-------- DATA RECORDS --------

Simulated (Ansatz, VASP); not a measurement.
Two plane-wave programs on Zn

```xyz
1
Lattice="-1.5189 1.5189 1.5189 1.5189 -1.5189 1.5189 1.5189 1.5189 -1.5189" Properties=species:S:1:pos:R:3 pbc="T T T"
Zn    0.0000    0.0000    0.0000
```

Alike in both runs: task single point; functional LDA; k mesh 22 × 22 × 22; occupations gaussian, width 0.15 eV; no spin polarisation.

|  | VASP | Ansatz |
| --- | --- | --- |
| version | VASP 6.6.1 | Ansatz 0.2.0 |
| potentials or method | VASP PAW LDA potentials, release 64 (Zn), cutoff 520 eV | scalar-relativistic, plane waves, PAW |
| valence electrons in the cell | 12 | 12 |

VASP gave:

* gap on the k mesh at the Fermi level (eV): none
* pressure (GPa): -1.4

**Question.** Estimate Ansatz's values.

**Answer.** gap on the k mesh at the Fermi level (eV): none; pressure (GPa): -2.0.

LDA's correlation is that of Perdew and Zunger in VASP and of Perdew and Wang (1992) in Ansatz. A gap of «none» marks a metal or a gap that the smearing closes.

--------

REQUIREMENT:
Of the entries above, transcribe exactly those lines that fall between the line containing "Ansatz 0.2.0 |" and the line containing "pressure (GPa): -2.0.", together with those two lines.

ANSWER BOX:
| version | VASP 6.6.1 | Ansatz 0.2.0 |
| potentials or method | VASP PAW LDA potentials, release 64 (Zn), cutoff 520 eV | scalar-relativistic, plane waves, PAW |
| valence electrons in the cell | 12 | 12 |

VASP gave:

* gap on the k mesh at the Fermi level (eV): none
* pressure (GPa): -1.4

**Question.** Estimate Ansatz's values.

**Answer.** gap on the k mesh at the Fermi level (eV): none; pressure (GPa): -2.0.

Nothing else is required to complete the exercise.